### REQUIRED ACTION:
The full listing should be set down again without a single alteration.

Top of INFORMATION GIVEN
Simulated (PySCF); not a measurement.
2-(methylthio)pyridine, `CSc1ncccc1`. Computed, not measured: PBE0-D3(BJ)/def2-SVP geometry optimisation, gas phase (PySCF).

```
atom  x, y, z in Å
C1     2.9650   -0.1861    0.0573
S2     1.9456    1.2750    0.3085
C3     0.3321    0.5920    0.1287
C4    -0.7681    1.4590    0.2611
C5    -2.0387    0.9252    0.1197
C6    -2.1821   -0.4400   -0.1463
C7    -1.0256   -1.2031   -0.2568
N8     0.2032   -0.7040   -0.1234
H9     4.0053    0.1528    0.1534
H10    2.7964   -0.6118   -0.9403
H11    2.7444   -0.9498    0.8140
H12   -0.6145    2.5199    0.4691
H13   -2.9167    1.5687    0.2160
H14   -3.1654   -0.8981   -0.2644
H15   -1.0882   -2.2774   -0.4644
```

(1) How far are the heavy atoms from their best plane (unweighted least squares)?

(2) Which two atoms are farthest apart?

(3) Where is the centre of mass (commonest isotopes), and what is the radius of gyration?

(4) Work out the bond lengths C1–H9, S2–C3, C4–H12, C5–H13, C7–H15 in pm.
Bottom of INFORMATION GIVEN

### TASK RESULT:
Simulated (PySCF); not a measurement.
2-(methylthio)pyridine, `CSc1ncccc1`. Computed, not measured: PBE0-D3(BJ)/def2-SVP geometry optimisation, gas phase (PySCF).

```
atom  x, y, z in Å
C1     2.9650   -0.1861    0.0573
S2     1.9456    1.2750    0.3085
C3     0.3321    0.5920    0.1287
C4    -0.7681    1.4590    0.2611
C5    -2.0387    0.9252    0.1197
C6    -2.1821   -0.4400   -0.1463
C7    -1.0256   -1.2031   -0.2568
N8     0.2032   -0.7040   -0.1234
H9     4.0053    0.1528    0.1534
H10    2.7964   -0.6118   -0.9403
H11    2.7444   -0.9498    0.8140
H12   -0.6145    2.5199    0.4691
H13   -2.9167    1.5687    0.2160
H14   -3.1654   -0.8981   -0.2644
H15   -1.0882   -2.2774   -0.4644
```

(1) How far are the heavy atoms from their best plane (unweighted least squares)?

(2) Which two atoms are farthest apart?

(3) Where is the centre of mass (commonest isotopes), and what is the radius of gyration?

(4) Work out the bond lengths C1–H9, S2–C3, C4–H12, C5–H13, C7–H15 in pm.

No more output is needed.